## Work task
All lines from the opening of the data to the line containing "7.52 | -1.36 |" must be returned unchanged, and only those lines.

START Information shown

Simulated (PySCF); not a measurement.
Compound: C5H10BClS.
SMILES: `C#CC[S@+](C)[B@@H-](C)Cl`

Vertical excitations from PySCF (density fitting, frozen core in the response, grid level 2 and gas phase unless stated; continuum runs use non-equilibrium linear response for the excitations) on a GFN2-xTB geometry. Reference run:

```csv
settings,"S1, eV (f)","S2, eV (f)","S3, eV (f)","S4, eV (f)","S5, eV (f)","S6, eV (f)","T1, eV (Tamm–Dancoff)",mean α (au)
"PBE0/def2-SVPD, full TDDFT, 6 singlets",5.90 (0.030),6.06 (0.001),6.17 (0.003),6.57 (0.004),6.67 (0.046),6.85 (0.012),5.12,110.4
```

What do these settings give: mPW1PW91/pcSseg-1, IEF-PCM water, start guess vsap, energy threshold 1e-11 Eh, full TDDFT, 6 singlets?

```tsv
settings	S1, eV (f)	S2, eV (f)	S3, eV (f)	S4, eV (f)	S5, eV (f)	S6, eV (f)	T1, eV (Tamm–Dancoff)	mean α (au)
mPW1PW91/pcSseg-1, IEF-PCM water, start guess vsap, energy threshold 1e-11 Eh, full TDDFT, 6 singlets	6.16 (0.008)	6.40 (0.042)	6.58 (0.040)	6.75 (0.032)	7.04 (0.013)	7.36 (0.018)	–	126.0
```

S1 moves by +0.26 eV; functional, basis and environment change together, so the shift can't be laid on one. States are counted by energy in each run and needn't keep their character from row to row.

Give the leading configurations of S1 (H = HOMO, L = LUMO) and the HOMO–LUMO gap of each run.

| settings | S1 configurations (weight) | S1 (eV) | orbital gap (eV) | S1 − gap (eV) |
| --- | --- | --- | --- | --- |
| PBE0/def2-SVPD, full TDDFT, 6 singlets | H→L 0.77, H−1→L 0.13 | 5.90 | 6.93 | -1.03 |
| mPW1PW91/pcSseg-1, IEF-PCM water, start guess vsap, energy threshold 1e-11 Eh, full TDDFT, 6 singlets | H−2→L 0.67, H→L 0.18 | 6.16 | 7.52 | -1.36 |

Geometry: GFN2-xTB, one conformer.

END Information shown

## Result
Simulated (PySCF); not a measurement.
Compound: C5H10BClS.
SMILES: `C#CC[S@+](C)[B@@H-](C)Cl`

Vertical excitations from PySCF (density fitting, frozen core in the response, grid level 2 and gas phase unless stated; continuum runs use non-equilibrium linear response for the excitations) on a GFN2-xTB geometry. Reference run:

```csv
settings,"S1, eV (f)","S2, eV (f)","S3, eV (f)","S4, eV (f)","S5, eV (f)","S6, eV (f)","T1, eV (Tamm–Dancoff)",mean α (au)
"PBE0/def2-SVPD, full TDDFT, 6 singlets",5.90 (0.030),6.06 (0.001),6.17 (0.003),6.57 (0.004),6.67 (0.046),6.85 (0.012),5.12,110.4
```

What do these settings give: mPW1PW91/pcSseg-1, IEF-PCM water, start guess vsap, energy threshold 1e-11 Eh, full TDDFT, 6 singlets?

```tsv
settings	S1, eV (f)	S2, eV (f)	S3, eV (f)	S4, eV (f)	S5, eV (f)	S6, eV (f)	T1, eV (Tamm–Dancoff)	mean α (au)
mPW1PW91/pcSseg-1, IEF-PCM water, start guess vsap, energy threshold 1e-11 Eh, full TDDFT, 6 singlets	6.16 (0.008)	6.40 (0.042)	6.58 (0.040)	6.75 (0.032)	7.04 (0.013)	7.36 (0.018)	–	126.0
```

S1 moves by +0.26 eV; functional, basis and environment change together, so the shift can't be laid on one. States are counted by energy in each run and needn't keep their character from row to row.

Give the leading configurations of S1 (H = HOMO, L = LUMO) and the HOMO–LUMO gap of each run.

| settings | S1 configurations (weight) | S1 (eV) | orbital gap (eV) | S1 − gap (eV) |
| --- | --- | --- | --- | --- |
| PBE0/def2-SVPD, full TDDFT, 6 singlets | H→L 0.77, H−1→L 0.13 | 5.90 | 6.93 | -1.03 |
| mPW1PW91/pcSseg-1, IEF-PCM water, start guess vsap, energy threshold 1e-11 Eh, full TDDFT, 6 singlets | H−2→L 0.67, H→L 0.18 | 6.16 | 7.52 | -1.36 |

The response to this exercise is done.